- _SOURCE MATERIAL_
------------------------------------------------------------------------

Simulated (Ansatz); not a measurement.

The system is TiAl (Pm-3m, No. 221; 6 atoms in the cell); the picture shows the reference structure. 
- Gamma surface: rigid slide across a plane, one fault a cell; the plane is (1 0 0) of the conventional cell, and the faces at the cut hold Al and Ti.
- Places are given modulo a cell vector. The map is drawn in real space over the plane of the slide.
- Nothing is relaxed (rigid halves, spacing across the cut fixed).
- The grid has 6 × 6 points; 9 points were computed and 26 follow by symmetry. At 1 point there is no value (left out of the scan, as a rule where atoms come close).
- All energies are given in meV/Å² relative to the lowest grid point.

------------------------------------------------------------------------

- _WORK INSTRUCTION_
Reproduce the data shown above exactly, including every line.

- _TASK RESPONSE_
Simulated (Ansatz); not a measurement.

The system is TiAl (Pm-3m, No. 221; 6 atoms in the cell); the picture shows the reference structure. 
- Gamma surface: rigid slide across a plane, one fault a cell; the plane is (1 0 0) of the conventional cell, and the faces at the cut hold Al and Ti.
- Places are given modulo a cell vector. The map is drawn in real space over the plane of the slide.
- Nothing is relaxed (rigid halves, spacing across the cut fixed).
- The grid has 6 × 6 points; 9 points were computed and 26 follow by symmetry. At 1 point there is no value (left out of the scan, as a rule where atoms come close).
- All energies are given in meV/Å² relative to the lowest grid point.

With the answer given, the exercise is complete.